■ Listed entries:
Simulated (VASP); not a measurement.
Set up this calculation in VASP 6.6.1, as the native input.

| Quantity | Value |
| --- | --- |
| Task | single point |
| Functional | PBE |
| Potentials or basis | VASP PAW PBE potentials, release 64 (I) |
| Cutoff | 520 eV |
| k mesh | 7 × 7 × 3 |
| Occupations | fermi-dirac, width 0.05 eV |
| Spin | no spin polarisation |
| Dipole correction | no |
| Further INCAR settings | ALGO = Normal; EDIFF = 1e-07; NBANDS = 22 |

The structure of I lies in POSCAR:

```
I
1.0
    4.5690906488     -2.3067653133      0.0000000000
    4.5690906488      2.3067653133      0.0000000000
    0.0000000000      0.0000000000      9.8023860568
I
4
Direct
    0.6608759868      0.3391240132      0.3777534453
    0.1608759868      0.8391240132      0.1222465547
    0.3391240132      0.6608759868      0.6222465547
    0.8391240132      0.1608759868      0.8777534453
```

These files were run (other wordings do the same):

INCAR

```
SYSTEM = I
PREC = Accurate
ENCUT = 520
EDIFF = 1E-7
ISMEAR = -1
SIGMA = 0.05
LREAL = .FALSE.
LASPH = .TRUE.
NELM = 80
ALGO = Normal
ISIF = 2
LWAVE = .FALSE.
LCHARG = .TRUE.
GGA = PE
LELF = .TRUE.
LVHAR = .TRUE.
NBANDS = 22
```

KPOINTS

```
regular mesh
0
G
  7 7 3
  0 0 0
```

■ Work instruction: Reproduce the material verbatim, line by line.

■ Response area:
Simulated (VASP); not a measurement.
Set up this calculation in VASP 6.6.1, as the native input.

| Quantity | Value |
| --- | --- |
| Task | single point |
| Functional | PBE |
| Potentials or basis | VASP PAW PBE potentials, release 64 (I) |
| Cutoff | 520 eV |
| k mesh | 7 × 7 × 3 |
| Occupations | fermi-dirac, width 0.05 eV |
| Spin | no spin polarisation |
| Dipole correction | no |
| Further INCAR settings | ALGO = Normal; EDIFF = 1e-07; NBANDS = 22 |

The structure of I lies in POSCAR:

```
I
1.0
    4.5690906488     -2.3067653133      0.0000000000
    4.5690906488      2.3067653133      0.0000000000
    0.0000000000      0.0000000000      9.8023860568
I
4
Direct
    0.6608759868      0.3391240132      0.3777534453
    0.1608759868      0.8391240132      0.1222465547
    0.3391240132      0.6608759868      0.6222465547
    0.8391240132      0.1608759868      0.8777534453
```

These files were run (other wordings do the same):

INCAR

```
SYSTEM = I
PREC = Accurate
ENCUT = 520
EDIFF = 1E-7
ISMEAR = -1
SIGMA = 0.05
LREAL = .FALSE.
LASPH = .TRUE.
NELM = 80
ALGO = Normal
ISIF = 2
LWAVE = .FALSE.
LCHARG = .TRUE.
GGA = PE
LELF = .TRUE.
LVHAR = .TRUE.
NBANDS = 22
```

KPOINTS

```
regular mesh
0
G
  7 7 3
  0 0 0
```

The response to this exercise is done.